*Extracted entries*

[Start of section]

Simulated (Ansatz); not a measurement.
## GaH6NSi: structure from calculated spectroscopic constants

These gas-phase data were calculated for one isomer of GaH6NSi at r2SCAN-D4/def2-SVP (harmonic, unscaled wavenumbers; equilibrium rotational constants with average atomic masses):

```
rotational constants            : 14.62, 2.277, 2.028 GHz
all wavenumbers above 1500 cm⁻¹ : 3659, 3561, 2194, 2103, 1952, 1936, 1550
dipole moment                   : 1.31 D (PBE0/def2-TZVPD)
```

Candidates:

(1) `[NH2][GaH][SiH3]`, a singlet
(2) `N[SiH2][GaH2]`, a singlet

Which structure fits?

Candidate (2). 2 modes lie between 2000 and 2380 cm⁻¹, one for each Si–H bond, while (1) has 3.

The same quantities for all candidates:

[End of section]

*Requirement*
Please print the material above exactly as it appears, from its first line through the line containing "## GaH6NSi: structure", inclusive, and stop there.

*Answer space*
Simulated (Ansatz); not a measurement.
## GaH6NSi: structure from calculated spectroscopic constants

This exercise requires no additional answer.